_STUDY MATERIAL_
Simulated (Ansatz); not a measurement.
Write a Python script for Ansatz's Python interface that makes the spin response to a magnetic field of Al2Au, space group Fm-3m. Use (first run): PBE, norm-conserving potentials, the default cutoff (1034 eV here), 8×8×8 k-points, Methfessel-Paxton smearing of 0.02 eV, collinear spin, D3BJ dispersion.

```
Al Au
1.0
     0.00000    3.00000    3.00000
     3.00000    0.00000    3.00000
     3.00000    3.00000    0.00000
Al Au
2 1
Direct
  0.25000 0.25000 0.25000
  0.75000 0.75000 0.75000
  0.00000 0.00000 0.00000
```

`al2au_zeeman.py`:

_ACTIVITY_
A reply that repeats all the data exactly is required.

_EXPECTED ANSWER_
Simulated (Ansatz); not a measurement.
Write a Python script for Ansatz's Python interface that makes the spin response to a magnetic field of Al2Au, space group Fm-3m. Use (first run): PBE, norm-conserving potentials, the default cutoff (1034 eV here), 8×8×8 k-points, Methfessel-Paxton smearing of 0.02 eV, collinear spin, D3BJ dispersion.

```
Al Au
1.0
     0.00000    3.00000    3.00000
     3.00000    0.00000    3.00000
     3.00000    3.00000    0.00000
Al Au
2 1
Direct
  0.25000 0.25000 0.25000
  0.75000 0.75000 0.75000
  0.00000 0.00000 0.00000
```

`al2au_zeeman.py`:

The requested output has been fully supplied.